= Record extracts =
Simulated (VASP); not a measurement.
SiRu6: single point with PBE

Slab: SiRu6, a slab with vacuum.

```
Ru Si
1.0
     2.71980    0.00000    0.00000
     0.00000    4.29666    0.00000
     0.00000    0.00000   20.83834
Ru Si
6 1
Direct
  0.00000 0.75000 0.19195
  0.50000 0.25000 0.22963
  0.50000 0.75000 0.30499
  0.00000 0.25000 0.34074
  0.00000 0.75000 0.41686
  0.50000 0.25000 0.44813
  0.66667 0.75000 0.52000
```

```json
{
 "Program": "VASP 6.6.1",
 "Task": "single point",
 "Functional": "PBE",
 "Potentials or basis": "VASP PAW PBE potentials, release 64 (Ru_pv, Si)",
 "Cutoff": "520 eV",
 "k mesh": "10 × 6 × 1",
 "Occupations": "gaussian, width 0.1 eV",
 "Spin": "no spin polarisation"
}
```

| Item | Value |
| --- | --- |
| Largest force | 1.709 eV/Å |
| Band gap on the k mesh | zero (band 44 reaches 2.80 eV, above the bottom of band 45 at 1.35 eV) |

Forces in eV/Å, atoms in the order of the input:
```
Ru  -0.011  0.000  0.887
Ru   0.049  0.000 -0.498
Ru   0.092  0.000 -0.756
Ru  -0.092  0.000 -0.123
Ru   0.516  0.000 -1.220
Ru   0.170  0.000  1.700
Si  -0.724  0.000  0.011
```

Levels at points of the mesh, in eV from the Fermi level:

= Action item =
Once you have read the records, output each one exactly as written.

= Exercise answer =
Simulated (VASP); not a measurement.
SiRu6: single point with PBE

Slab: SiRu6, a slab with vacuum.

```
Ru Si
1.0
     2.71980    0.00000    0.00000
     0.00000    4.29666    0.00000
     0.00000    0.00000   20.83834
Ru Si
6 1
Direct
  0.00000 0.75000 0.19195
  0.50000 0.25000 0.22963
  0.50000 0.75000 0.30499
  0.00000 0.25000 0.34074
  0.00000 0.75000 0.41686
  0.50000 0.25000 0.44813
  0.66667 0.75000 0.52000
```

```json
{
 "Program": "VASP 6.6.1",
 "Task": "single point",
 "Functional": "PBE",
 "Potentials or basis": "VASP PAW PBE potentials, release 64 (Ru_pv, Si)",
 "Cutoff": "520 eV",
 "k mesh": "10 × 6 × 1",
 "Occupations": "gaussian, width 0.1 eV",
 "Spin": "no spin polarisation"
}
```

| Item | Value |
| --- | --- |
| Largest force | 1.709 eV/Å |
| Band gap on the k mesh | zero (band 44 reaches 2.80 eV, above the bottom of band 45 at 1.35 eV) |

Forces in eV/Å, atoms in the order of the input:
```
Ru  -0.011  0.000  0.887
Ru   0.049  0.000 -0.498
Ru   0.092  0.000 -0.756
Ru  -0.092  0.000 -0.123
Ru   0.516  0.000 -1.220
Ru   0.170  0.000  1.700
Si  -0.724  0.000  0.011
```

Levels at points of the mesh, in eV from the Fermi level:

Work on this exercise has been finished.